*BRIEF*. Repeat the records. Each line must match exactly.

(Beginning of SUPPLIED RECORDS)
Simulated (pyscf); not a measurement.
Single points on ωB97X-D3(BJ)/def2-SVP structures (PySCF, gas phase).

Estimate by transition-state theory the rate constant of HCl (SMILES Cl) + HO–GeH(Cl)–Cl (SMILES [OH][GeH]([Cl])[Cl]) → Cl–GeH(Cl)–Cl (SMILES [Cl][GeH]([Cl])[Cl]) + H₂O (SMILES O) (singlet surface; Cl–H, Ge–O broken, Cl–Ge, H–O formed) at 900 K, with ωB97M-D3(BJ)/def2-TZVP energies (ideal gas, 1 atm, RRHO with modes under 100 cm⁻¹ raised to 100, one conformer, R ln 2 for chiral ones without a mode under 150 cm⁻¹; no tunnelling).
(End of SUPPLIED RECORDS)

*WRITTEN RESPONSE*.
Simulated (pyscf); not a measurement.
Single points on ωB97X-D3(BJ)/def2-SVP structures (PySCF, gas phase).

Estimate by transition-state theory the rate constant of HCl (SMILES Cl) + HO–GeH(Cl)–Cl (SMILES [OH][GeH]([Cl])[Cl]) → Cl–GeH(Cl)–Cl (SMILES [Cl][GeH]([Cl])[Cl]) + H₂O (SMILES O) (singlet surface; Cl–H, Ge–O broken, Cl–Ge, H–O formed) at 900 K, with ωB97M-D3(BJ)/def2-TZVP energies (ideal gas, 1 atm, RRHO with modes under 100 cm⁻¹ raised to 100, one conformer, R ln 2 for chiral ones without a mode under 150 cm⁻¹; no tunnelling).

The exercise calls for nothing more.